Study material
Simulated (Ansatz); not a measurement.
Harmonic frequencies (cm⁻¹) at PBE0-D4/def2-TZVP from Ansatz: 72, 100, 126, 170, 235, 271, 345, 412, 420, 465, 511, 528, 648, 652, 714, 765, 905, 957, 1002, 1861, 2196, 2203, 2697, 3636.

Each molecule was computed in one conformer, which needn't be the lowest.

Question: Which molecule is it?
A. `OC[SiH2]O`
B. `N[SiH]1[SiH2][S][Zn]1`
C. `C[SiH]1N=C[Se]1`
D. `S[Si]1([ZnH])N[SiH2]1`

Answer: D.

Action item
In the entries above, one line contains "Harmonic frequencies (cm⁻¹)" and another contains "Question: Which molecule is it?". Reproduce exactly those two lines and the lines between them, nothing else.

Written answer
Harmonic frequencies (cm⁻¹) at PBE0-D4/def2-TZVP from Ansatz: 72, 100, 126, 170, 235, 271, 345, 412, 420, 465, 511, 528, 648, 652, 714, 765, 905, 957, 1002, 1861, 2196, 2203, 2697, 3636.

Each molecule was computed in one conformer, which needn't be the lowest.

Question: Which molecule is it?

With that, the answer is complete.